Data supplied
——————————

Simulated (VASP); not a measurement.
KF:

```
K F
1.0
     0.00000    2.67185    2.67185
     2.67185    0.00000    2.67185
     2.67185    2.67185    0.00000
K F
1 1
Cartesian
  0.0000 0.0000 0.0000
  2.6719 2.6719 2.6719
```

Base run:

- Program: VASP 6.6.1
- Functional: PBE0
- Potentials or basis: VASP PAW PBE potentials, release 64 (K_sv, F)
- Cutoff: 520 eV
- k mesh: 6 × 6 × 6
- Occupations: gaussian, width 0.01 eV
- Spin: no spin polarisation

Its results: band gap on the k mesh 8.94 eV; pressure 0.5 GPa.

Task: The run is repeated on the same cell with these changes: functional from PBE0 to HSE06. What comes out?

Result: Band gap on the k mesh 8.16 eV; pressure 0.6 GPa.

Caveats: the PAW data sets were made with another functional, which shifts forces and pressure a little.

——————————

Requirement
Each line from the start of the records through the line holding "Its results: band" must be returned exactly; nothing else belongs in the answer.

Expected answer
Simulated (VASP); not a measurement.
KF:

```
K F
1.0
     0.00000    2.67185    2.67185
     2.67185    0.00000    2.67185
     2.67185    2.67185    0.00000
K F
1 1
Cartesian
  0.0000 0.0000 0.0000
  2.6719 2.6719 2.6719
```

Base run:

- Program: VASP 6.6.1
- Functional: PBE0
- Potentials or basis: VASP PAW PBE potentials, release 64 (K_sv, F)
- Cutoff: 520 eV
- k mesh: 6 × 6 × 6
- Occupations: gaussian, width 0.01 eV
- Spin: no spin polarisation

Its results: band gap on the k mesh 8.94 eV; pressure 0.5 GPa.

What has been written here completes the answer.